Listed entries:
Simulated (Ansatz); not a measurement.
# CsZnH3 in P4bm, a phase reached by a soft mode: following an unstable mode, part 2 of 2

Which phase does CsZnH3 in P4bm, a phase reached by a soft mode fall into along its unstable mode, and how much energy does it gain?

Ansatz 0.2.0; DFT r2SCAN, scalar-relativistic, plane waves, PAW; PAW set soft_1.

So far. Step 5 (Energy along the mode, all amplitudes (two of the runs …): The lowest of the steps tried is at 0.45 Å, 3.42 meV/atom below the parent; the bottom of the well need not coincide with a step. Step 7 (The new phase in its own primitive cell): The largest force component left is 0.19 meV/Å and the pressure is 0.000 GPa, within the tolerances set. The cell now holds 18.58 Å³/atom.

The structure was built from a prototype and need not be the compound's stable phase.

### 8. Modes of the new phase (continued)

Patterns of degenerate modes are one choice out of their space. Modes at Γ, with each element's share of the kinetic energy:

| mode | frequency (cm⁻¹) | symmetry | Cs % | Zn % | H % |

Required action: Beginning at the opening line of the data, transcribe each line exactly until you reach the line with "Patterns of degenerate", which you also include, and go no further.

Answer section:
Simulated (Ansatz); not a measurement.
# CsZnH3 in P4bm, a phase reached by a soft mode: following an unstable mode, part 2 of 2

Which phase does CsZnH3 in P4bm, a phase reached by a soft mode fall into along its unstable mode, and how much energy does it gain?

Ansatz 0.2.0; DFT r2SCAN, scalar-relativistic, plane waves, PAW; PAW set soft_1.

So far. Step 5 (Energy along the mode, all amplitudes (two of the runs …): The lowest of the steps tried is at 0.45 Å, 3.42 meV/atom below the parent; the bottom of the well need not coincide with a step. Step 7 (The new phase in its own primitive cell): The largest force component left is 0.19 meV/Å and the pressure is 0.000 GPa, within the tolerances set. The cell now holds 18.58 Å³/atom.

The structure was built from a prototype and need not be the compound's stable phase.

### 8. Modes of the new phase (continued)

Patterns of degenerate modes are one choice out of their space. Modes at Γ, with each element's share of the kinetic energy:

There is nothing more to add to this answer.